• _EXERCISE_: All of the data below is to be returned unaltered.

(PROVIDED MATERIAL begins)
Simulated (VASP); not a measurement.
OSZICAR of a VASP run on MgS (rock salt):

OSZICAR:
(PROVIDED MATERIAL ends)

• _ANSWER AREA_:
Simulated (VASP); not a measurement.
OSZICAR of a VASP run on MgS (rock salt):

OSZICAR:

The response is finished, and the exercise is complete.